■ SUPPLIED RECORDS:
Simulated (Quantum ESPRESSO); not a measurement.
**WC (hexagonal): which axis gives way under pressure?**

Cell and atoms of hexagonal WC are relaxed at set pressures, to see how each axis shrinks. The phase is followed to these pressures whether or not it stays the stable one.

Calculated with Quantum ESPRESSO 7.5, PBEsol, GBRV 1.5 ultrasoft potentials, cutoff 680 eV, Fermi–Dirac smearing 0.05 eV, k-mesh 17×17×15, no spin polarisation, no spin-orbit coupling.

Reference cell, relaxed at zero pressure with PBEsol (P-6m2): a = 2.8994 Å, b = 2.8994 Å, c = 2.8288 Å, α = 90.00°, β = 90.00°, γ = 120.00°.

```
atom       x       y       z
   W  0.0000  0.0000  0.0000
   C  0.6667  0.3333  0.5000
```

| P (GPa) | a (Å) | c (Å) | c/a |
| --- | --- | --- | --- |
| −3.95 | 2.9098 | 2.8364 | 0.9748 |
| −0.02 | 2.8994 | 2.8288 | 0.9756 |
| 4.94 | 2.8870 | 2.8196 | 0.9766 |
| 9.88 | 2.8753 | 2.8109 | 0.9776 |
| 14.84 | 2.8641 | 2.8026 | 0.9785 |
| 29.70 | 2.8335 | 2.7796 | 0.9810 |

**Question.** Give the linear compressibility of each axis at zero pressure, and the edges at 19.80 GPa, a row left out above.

■ WORK ITEM: Within the material above, transcribe exactly the lines that run from the line holding "Calculated with Quantum" through the line holding "2.8364 | 0.9748 |".

■ PROBLEM SOLUTION:
Calculated with Quantum ESPRESSO 7.5, PBEsol, GBRV 1.5 ultrasoft potentials, cutoff 680 eV, Fermi–Dirac smearing 0.05 eV, k-mesh 17×17×15, no spin polarisation, no spin-orbit coupling.

Reference cell, relaxed at zero pressure with PBEsol (P-6m2): a = 2.8994 Å, b = 2.8994 Å, c = 2.8288 Å, α = 90.00°, β = 90.00°, γ = 120.00°.

```
atom       x       y       z
   W  0.0000  0.0000  0.0000
   C  0.6667  0.3333  0.5000
```

| P (GPa) | a (Å) | c (Å) | c/a |
| --- | --- | --- | --- |
| −3.95 | 2.9098 | 2.8364 | 0.9748 |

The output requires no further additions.